> [Supplied material]:
********
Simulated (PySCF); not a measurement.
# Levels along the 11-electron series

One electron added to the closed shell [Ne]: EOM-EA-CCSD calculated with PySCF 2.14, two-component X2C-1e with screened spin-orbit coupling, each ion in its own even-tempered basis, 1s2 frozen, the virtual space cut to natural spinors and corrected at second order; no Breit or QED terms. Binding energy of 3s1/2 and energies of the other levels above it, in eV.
********

> [Assignment]: Give again, word for word, the lines of the listing, starting at its first line and ending with the line containing "# Levels along the 11-electron series".

> [Response area]:
Simulated (PySCF); not a measurement.
# Levels along the 11-electron series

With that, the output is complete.